* REQUIRED ACTION:
Beginning with the first line and ending with the one containing "Outcomes, with energy", copy the lines of the listing below exactly; omit everything else.

* PROVIDED DATA:
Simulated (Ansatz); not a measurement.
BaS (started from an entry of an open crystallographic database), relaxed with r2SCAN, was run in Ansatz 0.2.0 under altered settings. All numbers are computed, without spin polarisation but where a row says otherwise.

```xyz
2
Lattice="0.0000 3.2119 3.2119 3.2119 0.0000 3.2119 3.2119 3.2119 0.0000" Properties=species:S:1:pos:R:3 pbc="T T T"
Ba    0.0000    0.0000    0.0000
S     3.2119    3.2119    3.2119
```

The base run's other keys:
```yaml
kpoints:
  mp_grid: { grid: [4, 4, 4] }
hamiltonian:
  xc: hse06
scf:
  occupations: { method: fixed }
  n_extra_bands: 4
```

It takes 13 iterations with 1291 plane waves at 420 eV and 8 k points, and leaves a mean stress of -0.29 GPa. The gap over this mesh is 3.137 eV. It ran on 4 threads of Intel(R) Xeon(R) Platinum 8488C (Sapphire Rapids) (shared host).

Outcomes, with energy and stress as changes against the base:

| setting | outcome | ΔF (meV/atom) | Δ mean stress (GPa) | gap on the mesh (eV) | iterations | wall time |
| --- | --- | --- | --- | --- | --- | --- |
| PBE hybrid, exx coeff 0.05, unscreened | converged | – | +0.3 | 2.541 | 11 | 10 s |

* RESPONSE AREA:
Simulated (Ansatz); not a measurement.
BaS (started from an entry of an open crystallographic database), relaxed with r2SCAN, was run in Ansatz 0.2.0 under altered settings. All numbers are computed, without spin polarisation but where a row says otherwise.

```xyz
2
Lattice="0.0000 3.2119 3.2119 3.2119 0.0000 3.2119 3.2119 3.2119 0.0000" Properties=species:S:1:pos:R:3 pbc="T T T"
Ba    0.0000    0.0000    0.0000
S     3.2119    3.2119    3.2119
```

The base run's other keys:
```yaml
kpoints:
  mp_grid: { grid: [4, 4, 4] }
hamiltonian:
  xc: hse06
scf:
  occupations: { method: fixed }
  n_extra_bands: 4
```

It takes 13 iterations with 1291 plane waves at 420 eV and 8 k points, and leaves a mean stress of -0.29 GPa. The gap over this mesh is 3.137 eV. It ran on 4 threads of Intel(R) Xeon(R) Platinum 8488C (Sapphire Rapids) (shared host).

Outcomes, with energy and stress as changes against the base:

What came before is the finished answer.